• _Work request_:
Return the records exactly, from the first line through the "Question: What is the dihedral" line.

• _Available data_:
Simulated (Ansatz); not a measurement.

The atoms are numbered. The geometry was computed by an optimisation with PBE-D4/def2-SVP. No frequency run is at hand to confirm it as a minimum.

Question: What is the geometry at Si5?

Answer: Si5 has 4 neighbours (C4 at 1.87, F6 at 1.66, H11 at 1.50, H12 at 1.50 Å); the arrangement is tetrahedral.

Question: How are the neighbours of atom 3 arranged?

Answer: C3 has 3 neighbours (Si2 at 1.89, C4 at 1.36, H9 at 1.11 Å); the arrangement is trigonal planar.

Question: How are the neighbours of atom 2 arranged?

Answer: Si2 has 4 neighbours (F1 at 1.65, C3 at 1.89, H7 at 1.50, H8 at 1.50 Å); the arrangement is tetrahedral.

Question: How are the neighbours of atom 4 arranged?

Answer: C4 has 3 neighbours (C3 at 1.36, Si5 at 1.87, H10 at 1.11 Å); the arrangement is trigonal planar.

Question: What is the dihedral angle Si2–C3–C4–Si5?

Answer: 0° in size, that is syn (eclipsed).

• _Worked solution_:
Simulated (Ansatz); not a measurement.

The atoms are numbered. The geometry was computed by an optimisation with PBE-D4/def2-SVP. No frequency run is at hand to confirm it as a minimum.

Question: What is the geometry at Si5?

Answer: Si5 has 4 neighbours (C4 at 1.87, F6 at 1.66, H11 at 1.50, H12 at 1.50 Å); the arrangement is tetrahedral.

Question: How are the neighbours of atom 3 arranged?

Answer: C3 has 3 neighbours (Si2 at 1.89, C4 at 1.36, H9 at 1.11 Å); the arrangement is trigonal planar.

Question: How are the neighbours of atom 2 arranged?

Answer: Si2 has 4 neighbours (F1 at 1.65, C3 at 1.89, H7 at 1.50, H8 at 1.50 Å); the arrangement is tetrahedral.

Question: How are the neighbours of atom 4 arranged?

Answer: C4 has 3 neighbours (C3 at 1.36, Si5 at 1.87, H10 at 1.11 Å); the arrangement is trigonal planar.

Question: What is the dihedral angle Si2–C3–C4–Si5?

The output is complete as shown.